Work instruction:
When you output the entries, begin with the first line and end with the line containing "Chain, for a", keeping each line exactly as it is.

────────────────────────────────────────

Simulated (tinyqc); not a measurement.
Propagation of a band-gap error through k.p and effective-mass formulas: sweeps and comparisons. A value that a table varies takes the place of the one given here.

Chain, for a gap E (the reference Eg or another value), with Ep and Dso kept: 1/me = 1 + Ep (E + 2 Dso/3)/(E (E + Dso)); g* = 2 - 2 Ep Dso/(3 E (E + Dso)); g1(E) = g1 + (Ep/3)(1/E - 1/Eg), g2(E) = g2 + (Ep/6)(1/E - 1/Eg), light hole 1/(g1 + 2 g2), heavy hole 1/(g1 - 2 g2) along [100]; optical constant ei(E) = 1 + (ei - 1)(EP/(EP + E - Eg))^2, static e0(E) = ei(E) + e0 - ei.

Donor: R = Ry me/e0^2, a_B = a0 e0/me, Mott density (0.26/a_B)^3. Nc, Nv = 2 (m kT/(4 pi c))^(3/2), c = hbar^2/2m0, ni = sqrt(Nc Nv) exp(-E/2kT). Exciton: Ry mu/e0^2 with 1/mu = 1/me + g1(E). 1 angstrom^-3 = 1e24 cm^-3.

────────────────────────────────────────

Your response:
Simulated (tinyqc); not a measurement.
Propagation of a band-gap error through k.p and effective-mass formulas: sweeps and comparisons. A value that a table varies takes the place of the one given here.

Chain, for a gap E (the reference Eg or another value), with Ep and Dso kept: 1/me = 1 + Ep (E + 2 Dso/3)/(E (E + Dso)); g* = 2 - 2 Ep Dso/(3 E (E + Dso)); g1(E) = g1 + (Ep/3)(1/E - 1/Eg), g2(E) = g2 + (Ep/6)(1/E - 1/Eg), light hole 1/(g1 + 2 g2), heavy hole 1/(g1 - 2 g2) along [100]; optical constant ei(E) = 1 + (ei - 1)(EP/(EP + E - Eg))^2, static e0(E) = ei(E) + e0 - ei.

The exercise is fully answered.